## RECORDS SHOWN
- - -

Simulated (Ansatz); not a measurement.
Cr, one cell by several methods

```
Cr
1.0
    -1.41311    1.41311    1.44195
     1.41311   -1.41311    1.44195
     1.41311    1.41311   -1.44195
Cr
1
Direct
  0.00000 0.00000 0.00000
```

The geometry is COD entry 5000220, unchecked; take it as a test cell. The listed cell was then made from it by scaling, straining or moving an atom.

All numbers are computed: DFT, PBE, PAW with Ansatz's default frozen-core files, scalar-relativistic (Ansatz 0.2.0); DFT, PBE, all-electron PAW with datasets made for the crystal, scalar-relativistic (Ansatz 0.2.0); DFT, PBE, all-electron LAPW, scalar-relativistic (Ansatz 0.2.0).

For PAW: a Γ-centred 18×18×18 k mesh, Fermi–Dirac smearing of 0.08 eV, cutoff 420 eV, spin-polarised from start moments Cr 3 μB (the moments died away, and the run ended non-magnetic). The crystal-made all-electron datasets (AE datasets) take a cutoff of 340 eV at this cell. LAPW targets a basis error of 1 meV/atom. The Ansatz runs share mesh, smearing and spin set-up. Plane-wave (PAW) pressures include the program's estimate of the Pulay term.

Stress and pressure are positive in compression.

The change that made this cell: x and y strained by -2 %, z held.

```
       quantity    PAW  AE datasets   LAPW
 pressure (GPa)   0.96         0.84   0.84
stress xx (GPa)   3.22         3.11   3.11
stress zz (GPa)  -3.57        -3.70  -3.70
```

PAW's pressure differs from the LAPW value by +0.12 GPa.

- - -

## ASSIGNMENT
Retype only this portion of the data above: the line containing "Cr, one cell by several methods", the line containing "The geometry is", and all lines between them, exactly.

## RESPONSE BOX
Cr, one cell by several methods

```
Cr
1.0
    -1.41311    1.41311    1.44195
     1.41311   -1.41311    1.44195
     1.41311    1.41311   -1.44195
Cr
1
Direct
  0.00000 0.00000 0.00000
```

The geometry is COD entry 5000220, unchecked; take it as a test cell. The listed cell was then made from it by scaling, straining or moving an atom.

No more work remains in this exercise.